WORK INSTRUCTION —
Return all of the entries exactly as written.

EXTRACTED ENTRIES —
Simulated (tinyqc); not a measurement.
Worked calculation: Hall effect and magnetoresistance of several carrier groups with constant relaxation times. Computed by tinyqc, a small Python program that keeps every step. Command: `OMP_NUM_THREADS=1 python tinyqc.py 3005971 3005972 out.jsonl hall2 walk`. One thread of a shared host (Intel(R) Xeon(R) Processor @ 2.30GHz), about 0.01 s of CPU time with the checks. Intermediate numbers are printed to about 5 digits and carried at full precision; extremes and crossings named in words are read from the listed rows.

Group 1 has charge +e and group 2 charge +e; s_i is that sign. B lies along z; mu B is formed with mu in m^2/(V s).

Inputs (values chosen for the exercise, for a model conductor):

WRITTEN SOLUTION —
Simulated (tinyqc); not a measurement.
Worked calculation: Hall effect and magnetoresistance of several carrier groups with constant relaxation times. Computed by tinyqc, a small Python program that keeps every step. Command: `OMP_NUM_THREADS=1 python tinyqc.py 3005971 3005972 out.jsonl hall2 walk`. One thread of a shared host (Intel(R) Xeon(R) Processor @ 2.30GHz), about 0.01 s of CPU time with the checks. Intermediate numbers are printed to about 5 digits and carried at full precision; extremes and crossings named in words are read from the listed rows.

Group 1 has charge +e and group 2 charge +e; s_i is that sign. B lies along z; mu B is formed with mu in m^2/(V s).

Inputs (values chosen for the exercise, for a model conductor):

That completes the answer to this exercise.